Output everything in the listing exactly.

▼

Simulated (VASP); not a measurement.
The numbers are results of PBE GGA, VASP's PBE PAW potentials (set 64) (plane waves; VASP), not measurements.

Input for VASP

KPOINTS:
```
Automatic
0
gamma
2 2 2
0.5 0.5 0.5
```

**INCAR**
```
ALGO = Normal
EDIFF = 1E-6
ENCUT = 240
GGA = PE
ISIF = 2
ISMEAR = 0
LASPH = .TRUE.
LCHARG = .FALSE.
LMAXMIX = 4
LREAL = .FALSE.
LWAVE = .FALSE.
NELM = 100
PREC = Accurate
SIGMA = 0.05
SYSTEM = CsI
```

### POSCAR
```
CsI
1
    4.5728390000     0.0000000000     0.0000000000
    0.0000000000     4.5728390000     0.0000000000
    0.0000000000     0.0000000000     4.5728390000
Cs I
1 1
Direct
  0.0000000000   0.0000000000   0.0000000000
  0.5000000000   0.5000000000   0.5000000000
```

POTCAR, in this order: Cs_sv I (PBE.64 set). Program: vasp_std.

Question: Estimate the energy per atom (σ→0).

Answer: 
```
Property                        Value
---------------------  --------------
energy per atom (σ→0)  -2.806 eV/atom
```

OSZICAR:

▲

= Expected answer =
Simulated (VASP); not a measurement.
The numbers are results of PBE GGA, VASP's PBE PAW potentials (set 64) (plane waves; VASP), not measurements.

Input for VASP

KPOINTS:
```
Automatic
0
gamma
2 2 2
0.5 0.5 0.5
```

**INCAR**
```
ALGO = Normal
EDIFF = 1E-6
ENCUT = 240
GGA = PE
ISIF = 2
ISMEAR = 0
LASPH = .TRUE.
LCHARG = .FALSE.
LMAXMIX = 4
LREAL = .FALSE.
LWAVE = .FALSE.
NELM = 100
PREC = Accurate
SIGMA = 0.05
SYSTEM = CsI
```

### POSCAR
```
CsI
1
    4.5728390000     0.0000000000     0.0000000000
    0.0000000000     4.5728390000     0.0000000000
    0.0000000000     0.0000000000     4.5728390000
Cs I
1 1
Direct
  0.0000000000   0.0000000000   0.0000000000
  0.5000000000   0.5000000000   0.5000000000
```

POTCAR, in this order: Cs_sv I (PBE.64 set). Program: vasp_std.

Question: Estimate the energy per atom (σ→0).

Answer: 
```
Property                        Value
---------------------  --------------
energy per atom (σ→0)  -2.806 eV/atom
```

OSZICAR:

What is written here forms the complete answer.